**REQUIRED ACTION**:
In the response, the entries must appear exactly as supplied.

**DATASET EXCERPTS**:
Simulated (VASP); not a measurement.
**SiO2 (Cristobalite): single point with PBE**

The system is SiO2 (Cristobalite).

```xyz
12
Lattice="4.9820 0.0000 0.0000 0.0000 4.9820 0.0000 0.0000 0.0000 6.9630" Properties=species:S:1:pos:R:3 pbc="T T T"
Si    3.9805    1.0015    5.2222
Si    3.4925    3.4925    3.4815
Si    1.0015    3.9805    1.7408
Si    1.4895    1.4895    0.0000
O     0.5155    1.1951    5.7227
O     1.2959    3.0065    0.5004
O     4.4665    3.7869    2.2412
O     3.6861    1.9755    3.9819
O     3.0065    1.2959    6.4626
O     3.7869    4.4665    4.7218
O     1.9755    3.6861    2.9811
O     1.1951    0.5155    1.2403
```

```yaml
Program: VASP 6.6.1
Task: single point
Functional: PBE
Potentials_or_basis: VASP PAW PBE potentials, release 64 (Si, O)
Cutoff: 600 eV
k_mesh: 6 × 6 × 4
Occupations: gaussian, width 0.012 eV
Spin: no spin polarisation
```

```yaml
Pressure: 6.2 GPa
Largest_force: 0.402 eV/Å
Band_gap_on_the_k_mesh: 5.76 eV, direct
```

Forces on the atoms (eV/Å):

**EXERCISE OUTPUT**:
Simulated (VASP); not a measurement.
**SiO2 (Cristobalite): single point with PBE**

The system is SiO2 (Cristobalite).

```xyz
12
Lattice="4.9820 0.0000 0.0000 0.0000 4.9820 0.0000 0.0000 0.0000 6.9630" Properties=species:S:1:pos:R:3 pbc="T T T"
Si    3.9805    1.0015    5.2222
Si    3.4925    3.4925    3.4815
Si    1.0015    3.9805    1.7408
Si    1.4895    1.4895    0.0000
O     0.5155    1.1951    5.7227
O     1.2959    3.0065    0.5004
O     4.4665    3.7869    2.2412
O     3.6861    1.9755    3.9819
O     3.0065    1.2959    6.4626
O     3.7869    4.4665    4.7218
O     1.9755    3.6861    2.9811
O     1.1951    0.5155    1.2403
```

```yaml
Program: VASP 6.6.1
Task: single point
Functional: PBE
Potentials_or_basis: VASP PAW PBE potentials, release 64 (Si, O)
Cutoff: 600 eV
k_mesh: 6 × 6 × 4
Occupations: gaussian, width 0.012 eV
Spin: no spin polarisation
```

```yaml
Pressure: 6.2 GPa
Largest_force: 0.402 eV/Å
Band_gap_on_the_k_mesh: 5.76 eV, direct
```

Forces on the atoms (eV/Å):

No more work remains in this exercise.